## Extracted records
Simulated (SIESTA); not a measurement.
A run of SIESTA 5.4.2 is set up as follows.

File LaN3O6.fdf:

## Task item
Quote exactly the stretch of lines above that starts at the first one and ends at the line with "A run of SIESTA 5.4.2 is set up as follows.", and nothing beyond it.

## Written solution
Simulated (SIESTA); not a measurement.
A run of SIESTA 5.4.2 is set up as follows.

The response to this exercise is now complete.